Entries supplied: Begin

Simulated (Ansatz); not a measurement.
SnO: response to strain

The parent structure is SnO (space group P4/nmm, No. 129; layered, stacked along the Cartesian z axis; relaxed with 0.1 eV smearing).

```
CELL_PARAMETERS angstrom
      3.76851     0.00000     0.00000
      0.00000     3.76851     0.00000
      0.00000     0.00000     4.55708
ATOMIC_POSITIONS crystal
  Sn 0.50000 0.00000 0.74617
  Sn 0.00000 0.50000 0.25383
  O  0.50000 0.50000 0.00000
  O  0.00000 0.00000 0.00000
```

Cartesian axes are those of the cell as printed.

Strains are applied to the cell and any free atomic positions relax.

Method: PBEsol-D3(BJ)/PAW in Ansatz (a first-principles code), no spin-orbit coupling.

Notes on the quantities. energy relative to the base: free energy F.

Entries supplied: End

| Activity |
Print all of the records, leaving each one exactly as it appears above.

| Your solution |
Simulated (Ansatz); not a measurement.
SnO: response to strain

The parent structure is SnO (space group P4/nmm, No. 129; layered, stacked along the Cartesian z axis; relaxed with 0.1 eV smearing).

```
CELL_PARAMETERS angstrom
      3.76851     0.00000     0.00000
      0.00000     3.76851     0.00000
      0.00000     0.00000     4.55708
ATOMIC_POSITIONS crystal
  Sn 0.50000 0.00000 0.74617
  Sn 0.00000 0.50000 0.25383
  O  0.50000 0.50000 0.00000
  O  0.00000 0.00000 0.00000
```

Cartesian axes are those of the cell as printed.

Strains are applied to the cell and any free atomic positions relax.

Method: PBEsol-D3(BJ)/PAW in Ansatz (a first-principles code), no spin-orbit coupling.

Notes on the quantities. energy relative to the base: free energy F.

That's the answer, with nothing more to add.